Beginning with the first line of the data below, extract each line up to and including the one containing "Periodic cell of". Copy them exactly and add nothing.

*** Opening of Data for analysis ***

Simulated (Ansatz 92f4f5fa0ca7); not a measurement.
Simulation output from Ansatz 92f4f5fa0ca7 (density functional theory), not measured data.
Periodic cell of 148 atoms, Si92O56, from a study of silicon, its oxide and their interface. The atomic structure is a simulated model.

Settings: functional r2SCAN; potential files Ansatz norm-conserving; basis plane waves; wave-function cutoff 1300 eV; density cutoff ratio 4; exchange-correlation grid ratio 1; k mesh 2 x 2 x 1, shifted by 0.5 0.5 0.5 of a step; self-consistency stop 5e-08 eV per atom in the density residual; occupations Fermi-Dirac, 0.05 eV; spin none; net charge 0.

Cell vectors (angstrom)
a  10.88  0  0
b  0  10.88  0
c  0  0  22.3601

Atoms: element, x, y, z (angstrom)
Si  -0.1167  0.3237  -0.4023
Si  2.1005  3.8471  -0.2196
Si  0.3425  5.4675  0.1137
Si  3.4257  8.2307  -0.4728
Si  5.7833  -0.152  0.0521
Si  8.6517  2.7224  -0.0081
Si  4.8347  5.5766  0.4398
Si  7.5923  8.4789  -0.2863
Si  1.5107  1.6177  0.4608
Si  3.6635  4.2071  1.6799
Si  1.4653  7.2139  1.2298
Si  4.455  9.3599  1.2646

*** Close of Data for analysis ***

Answer section:
Simulated (Ansatz 92f4f5fa0ca7); not a measurement.
Simulation output from Ansatz 92f4f5fa0ca7 (density functional theory), not measured data.
Periodic cell of 148 atoms, Si92O56, from a study of silicon, its oxide and their interface. The atomic structure is a simulated model.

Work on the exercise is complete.